» **Task item**: Give the data again exactly, from its opening line through the line in which "Atoms are coloured" appears.

» **Listed entries**:
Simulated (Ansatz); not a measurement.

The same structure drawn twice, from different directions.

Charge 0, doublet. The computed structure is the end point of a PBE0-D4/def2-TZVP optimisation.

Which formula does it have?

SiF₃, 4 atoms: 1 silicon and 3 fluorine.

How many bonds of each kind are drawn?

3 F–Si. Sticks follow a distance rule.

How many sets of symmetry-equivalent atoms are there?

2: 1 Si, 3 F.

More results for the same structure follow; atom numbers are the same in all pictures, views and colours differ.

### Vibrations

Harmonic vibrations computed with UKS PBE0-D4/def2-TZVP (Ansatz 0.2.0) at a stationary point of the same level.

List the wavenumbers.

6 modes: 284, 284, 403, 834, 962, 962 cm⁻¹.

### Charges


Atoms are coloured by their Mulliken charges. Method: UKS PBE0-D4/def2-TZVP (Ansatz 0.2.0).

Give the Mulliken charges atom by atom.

» **Task output**:
Simulated (Ansatz); not a measurement.

The same structure drawn twice, from different directions.

Charge 0, doublet. The computed structure is the end point of a PBE0-D4/def2-TZVP optimisation.

Which formula does it have?

SiF₃, 4 atoms: 1 silicon and 3 fluorine.

How many bonds of each kind are drawn?

3 F–Si. Sticks follow a distance rule.

How many sets of symmetry-equivalent atoms are there?

2: 1 Si, 3 F.

More results for the same structure follow; atom numbers are the same in all pictures, views and colours differ.

### Vibrations

Harmonic vibrations computed with UKS PBE0-D4/def2-TZVP (Ansatz 0.2.0) at a stationary point of the same level.

List the wavenumbers.

6 modes: 284, 284, 403, 834, 962, 962 cm⁻¹.

### Charges


Atoms are coloured by their Mulliken charges. Method: UKS PBE0-D4/def2-TZVP (Ansatz 0.2.0).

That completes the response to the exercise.